• REQUIREMENT: Copy the listing below line for line, from its opening line to the one with "Which functional belongs to which row?", both included; stop there.

── GIVEN ENTRIES ──

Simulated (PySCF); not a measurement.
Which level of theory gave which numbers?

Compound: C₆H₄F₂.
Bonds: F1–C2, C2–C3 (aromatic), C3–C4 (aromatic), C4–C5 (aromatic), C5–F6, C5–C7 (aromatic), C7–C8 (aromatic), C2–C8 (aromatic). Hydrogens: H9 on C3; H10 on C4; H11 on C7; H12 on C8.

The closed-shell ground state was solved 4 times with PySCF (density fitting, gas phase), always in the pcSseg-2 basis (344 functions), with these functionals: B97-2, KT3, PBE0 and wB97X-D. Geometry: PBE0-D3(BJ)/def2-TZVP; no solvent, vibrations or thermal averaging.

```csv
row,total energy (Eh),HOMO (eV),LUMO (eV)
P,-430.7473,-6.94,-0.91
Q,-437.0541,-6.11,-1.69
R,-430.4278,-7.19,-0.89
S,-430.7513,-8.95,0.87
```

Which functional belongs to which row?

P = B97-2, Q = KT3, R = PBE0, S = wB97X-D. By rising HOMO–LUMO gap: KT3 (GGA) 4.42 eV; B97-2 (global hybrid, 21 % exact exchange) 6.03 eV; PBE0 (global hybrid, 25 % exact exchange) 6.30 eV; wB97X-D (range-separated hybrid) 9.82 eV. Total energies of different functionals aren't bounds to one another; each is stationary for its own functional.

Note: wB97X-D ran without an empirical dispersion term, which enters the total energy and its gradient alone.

───

• RESPONSE BOX:
Simulated (PySCF); not a measurement.
Which level of theory gave which numbers?

Compound: C₆H₄F₂.
Bonds: F1–C2, C2–C3 (aromatic), C3–C4 (aromatic), C4–C5 (aromatic), C5–F6, C5–C7 (aromatic), C7–C8 (aromatic), C2–C8 (aromatic). Hydrogens: H9 on C3; H10 on C4; H11 on C7; H12 on C8.

The closed-shell ground state was solved 4 times with PySCF (density fitting, gas phase), always in the pcSseg-2 basis (344 functions), with these functionals: B97-2, KT3, PBE0 and wB97X-D. Geometry: PBE0-D3(BJ)/def2-TZVP; no solvent, vibrations or thermal averaging.

```csv
row,total energy (Eh),HOMO (eV),LUMO (eV)
P,-430.7473,-6.94,-0.91
Q,-437.0541,-6.11,-1.69
R,-430.4278,-7.19,-0.89
S,-430.7513,-8.95,0.87
```

Which functional belongs to which row?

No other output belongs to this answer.